Task item: Quote every line of the material beneath this one.

Raw data:
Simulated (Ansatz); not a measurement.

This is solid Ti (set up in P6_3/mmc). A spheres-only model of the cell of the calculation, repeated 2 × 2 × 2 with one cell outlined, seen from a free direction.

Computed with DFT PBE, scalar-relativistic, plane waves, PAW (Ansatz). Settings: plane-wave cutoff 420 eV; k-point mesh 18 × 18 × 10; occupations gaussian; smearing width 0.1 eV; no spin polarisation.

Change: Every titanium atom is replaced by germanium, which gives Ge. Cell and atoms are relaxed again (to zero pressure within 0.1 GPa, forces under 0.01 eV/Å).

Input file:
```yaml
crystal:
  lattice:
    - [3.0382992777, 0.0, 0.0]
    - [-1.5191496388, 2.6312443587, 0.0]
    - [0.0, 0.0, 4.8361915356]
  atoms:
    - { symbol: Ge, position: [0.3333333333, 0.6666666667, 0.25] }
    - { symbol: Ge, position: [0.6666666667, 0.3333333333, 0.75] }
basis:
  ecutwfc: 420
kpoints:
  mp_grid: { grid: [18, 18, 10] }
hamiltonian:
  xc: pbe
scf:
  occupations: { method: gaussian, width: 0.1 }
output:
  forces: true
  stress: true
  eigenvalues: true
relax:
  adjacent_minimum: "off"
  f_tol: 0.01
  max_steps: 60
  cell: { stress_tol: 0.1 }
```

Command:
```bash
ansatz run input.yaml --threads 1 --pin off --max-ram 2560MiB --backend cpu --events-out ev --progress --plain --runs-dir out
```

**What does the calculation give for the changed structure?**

Exercise output:
Simulated (Ansatz); not a measurement.

This is solid Ti (set up in P6_3/mmc). A spheres-only model of the cell of the calculation, repeated 2 × 2 × 2 with one cell outlined, seen from a free direction.

Computed with DFT PBE, scalar-relativistic, plane waves, PAW (Ansatz). Settings: plane-wave cutoff 420 eV; k-point mesh 18 × 18 × 10; occupations gaussian; smearing width 0.1 eV; no spin polarisation.

Change: Every titanium atom is replaced by germanium, which gives Ge. Cell and atoms are relaxed again (to zero pressure within 0.1 GPa, forces under 0.01 eV/Å).

Input file:
```yaml
crystal:
  lattice:
    - [3.0382992777, 0.0, 0.0]
    - [-1.5191496388, 2.6312443587, 0.0]
    - [0.0, 0.0, 4.8361915356]
  atoms:
    - { symbol: Ge, position: [0.3333333333, 0.6666666667, 0.25] }
    - { symbol: Ge, position: [0.6666666667, 0.3333333333, 0.75] }
basis:
  ecutwfc: 420
kpoints:
  mp_grid: { grid: [18, 18, 10] }
hamiltonian:
  xc: pbe
scf:
  occupations: { method: gaussian, width: 0.1 }
output:
  forces: true
  stress: true
  eigenvalues: true
relax:
  adjacent_minimum: "off"
  f_tol: 0.01
  max_steps: 60
  cell: { stress_tol: 0.1 }
```

Command:
```bash
ansatz run input.yaml --threads 1 --pin off --max-ram 2560MiB --backend cpu --events-out ev --progress --plain --runs-dir out
```

**What does the calculation give for the changed structure?**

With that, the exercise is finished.